> _ACTION ITEM_: The answer must be every record below, reproduced exactly.

========

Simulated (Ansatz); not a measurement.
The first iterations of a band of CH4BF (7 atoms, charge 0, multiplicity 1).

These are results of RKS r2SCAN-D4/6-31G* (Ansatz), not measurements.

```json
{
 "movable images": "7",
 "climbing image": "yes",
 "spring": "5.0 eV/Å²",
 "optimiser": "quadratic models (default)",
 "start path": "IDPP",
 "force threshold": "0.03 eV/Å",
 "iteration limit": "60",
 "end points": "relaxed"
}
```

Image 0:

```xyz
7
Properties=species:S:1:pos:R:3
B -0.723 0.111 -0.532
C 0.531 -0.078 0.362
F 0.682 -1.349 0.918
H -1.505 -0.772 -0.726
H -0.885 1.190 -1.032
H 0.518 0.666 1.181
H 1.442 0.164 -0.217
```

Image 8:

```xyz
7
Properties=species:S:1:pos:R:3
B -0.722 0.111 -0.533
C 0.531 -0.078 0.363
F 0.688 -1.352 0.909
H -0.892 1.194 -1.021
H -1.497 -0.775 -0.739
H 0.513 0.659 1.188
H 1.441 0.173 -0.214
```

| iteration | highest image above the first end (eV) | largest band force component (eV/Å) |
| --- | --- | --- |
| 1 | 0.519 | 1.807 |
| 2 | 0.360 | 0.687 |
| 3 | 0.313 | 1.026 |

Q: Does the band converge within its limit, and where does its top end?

========

> _ANSWER SECTION_:
Simulated (Ansatz); not a measurement.
The first iterations of a band of CH4BF (7 atoms, charge 0, multiplicity 1).

These are results of RKS r2SCAN-D4/6-31G* (Ansatz), not measurements.

```json
{
 "movable images": "7",
 "climbing image": "yes",
 "spring": "5.0 eV/Å²",
 "optimiser": "quadratic models (default)",
 "start path": "IDPP",
 "force threshold": "0.03 eV/Å",
 "iteration limit": "60",
 "end points": "relaxed"
}
```

Image 0:

```xyz
7
Properties=species:S:1:pos:R:3
B -0.723 0.111 -0.532
C 0.531 -0.078 0.362
F 0.682 -1.349 0.918
H -1.505 -0.772 -0.726
H -0.885 1.190 -1.032
H 0.518 0.666 1.181
H 1.442 0.164 -0.217
```

Image 8:

```xyz
7
Properties=species:S:1:pos:R:3
B -0.722 0.111 -0.533
C 0.531 -0.078 0.363
F 0.688 -1.352 0.909
H -0.892 1.194 -1.021
H -1.497 -0.775 -0.739
H 0.513 0.659 1.188
H 1.441 0.173 -0.214
```

| iteration | highest image above the first end (eV) | largest band force component (eV/Å) |
| --- | --- | --- |
| 1 | 0.519 | 1.807 |
| 2 | 0.360 | 0.687 |
| 3 | 0.313 | 1.026 |

Q: Does the band converge within its limit, and where does its top end?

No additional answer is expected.